# Source information
================

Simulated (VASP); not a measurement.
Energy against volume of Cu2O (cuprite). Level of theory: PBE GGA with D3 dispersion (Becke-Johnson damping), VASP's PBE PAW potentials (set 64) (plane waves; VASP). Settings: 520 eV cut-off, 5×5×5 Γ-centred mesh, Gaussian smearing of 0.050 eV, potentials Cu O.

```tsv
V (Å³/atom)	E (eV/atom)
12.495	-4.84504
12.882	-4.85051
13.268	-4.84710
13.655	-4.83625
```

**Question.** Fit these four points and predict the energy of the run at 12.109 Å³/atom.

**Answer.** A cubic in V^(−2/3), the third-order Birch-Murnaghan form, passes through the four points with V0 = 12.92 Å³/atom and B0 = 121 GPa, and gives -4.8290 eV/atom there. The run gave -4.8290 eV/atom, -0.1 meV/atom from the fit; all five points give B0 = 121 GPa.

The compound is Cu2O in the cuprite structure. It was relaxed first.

================

# Activity
In the listing above, transcribe exactly everything from the line containing "Energy against volume" down to the line containing "at 12.109 Å³/atom.", including both and nothing more.

# Response area
Energy against volume of Cu2O (cuprite). Level of theory: PBE GGA with D3 dispersion (Becke-Johnson damping), VASP's PBE PAW potentials (set 64) (plane waves; VASP). Settings: 520 eV cut-off, 5×5×5 Γ-centred mesh, Gaussian smearing of 0.050 eV, potentials Cu O.

```tsv
V (Å³/atom)	E (eV/atom)
12.495	-4.84504
12.882	-4.85051
13.268	-4.84710
13.655	-4.83625
```

**Question.** Fit these four points and predict the energy of the run at 12.109 Å³/atom.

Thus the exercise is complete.